**Required action:** Starting with the opening line of the material, restate every line word for word, and end on the line containing "how much memory?".

**Excerpted data:**
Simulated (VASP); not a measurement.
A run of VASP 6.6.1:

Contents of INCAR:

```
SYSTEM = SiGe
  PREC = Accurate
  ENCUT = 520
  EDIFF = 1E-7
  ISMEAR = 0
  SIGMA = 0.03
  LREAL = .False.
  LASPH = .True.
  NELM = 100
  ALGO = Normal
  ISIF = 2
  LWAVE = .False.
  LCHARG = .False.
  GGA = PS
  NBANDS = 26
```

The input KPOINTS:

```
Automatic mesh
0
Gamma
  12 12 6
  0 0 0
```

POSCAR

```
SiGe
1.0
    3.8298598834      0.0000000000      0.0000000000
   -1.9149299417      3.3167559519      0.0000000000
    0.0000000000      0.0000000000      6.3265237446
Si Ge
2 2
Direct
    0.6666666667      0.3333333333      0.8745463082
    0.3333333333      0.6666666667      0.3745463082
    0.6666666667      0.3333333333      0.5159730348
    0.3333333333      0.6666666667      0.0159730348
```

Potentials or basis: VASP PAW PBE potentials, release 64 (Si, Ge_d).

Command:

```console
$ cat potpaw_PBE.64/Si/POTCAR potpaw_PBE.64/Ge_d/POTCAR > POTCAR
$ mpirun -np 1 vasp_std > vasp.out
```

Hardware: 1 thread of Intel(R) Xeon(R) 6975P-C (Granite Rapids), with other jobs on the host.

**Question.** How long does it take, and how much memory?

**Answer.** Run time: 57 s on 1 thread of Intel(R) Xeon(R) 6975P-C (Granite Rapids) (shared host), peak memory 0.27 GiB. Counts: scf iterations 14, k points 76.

**Response area:**
Simulated (VASP); not a measurement.
A run of VASP 6.6.1:

Contents of INCAR:

```
SYSTEM = SiGe
  PREC = Accurate
  ENCUT = 520
  EDIFF = 1E-7
  ISMEAR = 0
  SIGMA = 0.03
  LREAL = .False.
  LASPH = .True.
  NELM = 100
  ALGO = Normal
  ISIF = 2
  LWAVE = .False.
  LCHARG = .False.
  GGA = PS
  NBANDS = 26
```

The input KPOINTS:

```
Automatic mesh
0
Gamma
  12 12 6
  0 0 0
```

POSCAR

```
SiGe
1.0
    3.8298598834      0.0000000000      0.0000000000
   -1.9149299417      3.3167559519      0.0000000000
    0.0000000000      0.0000000000      6.3265237446
Si Ge
2 2
Direct
    0.6666666667      0.3333333333      0.8745463082
    0.3333333333      0.6666666667      0.3745463082
    0.6666666667      0.3333333333      0.5159730348
    0.3333333333      0.6666666667      0.0159730348
```

Potentials or basis: VASP PAW PBE potentials, release 64 (Si, Ge_d).

Command:

```console
$ cat potpaw_PBE.64/Si/POTCAR potpaw_PBE.64/Ge_d/POTCAR > POTCAR
$ mpirun -np 1 vasp_std > vasp.out
```

Hardware: 1 thread of Intel(R) Xeon(R) 6975P-C (Granite Rapids), with other jobs on the host.

**Question.** How long does it take, and how much memory?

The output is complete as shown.